* Requirement *
The listing below is to be transcribed exactly.

* Provided data *
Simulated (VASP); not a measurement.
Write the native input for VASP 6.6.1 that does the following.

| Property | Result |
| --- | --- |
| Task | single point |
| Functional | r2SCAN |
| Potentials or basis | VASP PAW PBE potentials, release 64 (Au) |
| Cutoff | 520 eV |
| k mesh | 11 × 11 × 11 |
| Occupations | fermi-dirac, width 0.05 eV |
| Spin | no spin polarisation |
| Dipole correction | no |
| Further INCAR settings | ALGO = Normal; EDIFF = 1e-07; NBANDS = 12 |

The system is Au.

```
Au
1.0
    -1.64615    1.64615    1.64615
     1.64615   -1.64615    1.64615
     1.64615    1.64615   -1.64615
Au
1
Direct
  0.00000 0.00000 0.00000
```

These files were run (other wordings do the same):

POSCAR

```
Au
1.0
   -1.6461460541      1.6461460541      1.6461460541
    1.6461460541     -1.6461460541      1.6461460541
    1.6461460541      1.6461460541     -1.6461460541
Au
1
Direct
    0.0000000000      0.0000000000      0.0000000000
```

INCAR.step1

* Response area *
Simulated (VASP); not a measurement.
Write the native input for VASP 6.6.1 that does the following.

| Property | Result |
| --- | --- |
| Task | single point |
| Functional | r2SCAN |
| Potentials or basis | VASP PAW PBE potentials, release 64 (Au) |
| Cutoff | 520 eV |
| k mesh | 11 × 11 × 11 |
| Occupations | fermi-dirac, width 0.05 eV |
| Spin | no spin polarisation |
| Dipole correction | no |
| Further INCAR settings | ALGO = Normal; EDIFF = 1e-07; NBANDS = 12 |

The system is Au.

```
Au
1.0
    -1.64615    1.64615    1.64615
     1.64615   -1.64615    1.64615
     1.64615    1.64615   -1.64615
Au
1
Direct
  0.00000 0.00000 0.00000
```

These files were run (other wordings do the same):

POSCAR

```
Au
1.0
   -1.6461460541      1.6461460541      1.6461460541
    1.6461460541     -1.6461460541      1.6461460541
    1.6461460541      1.6461460541     -1.6461460541
Au
1
Direct
    0.0000000000      0.0000000000      0.0000000000
```

INCAR.step1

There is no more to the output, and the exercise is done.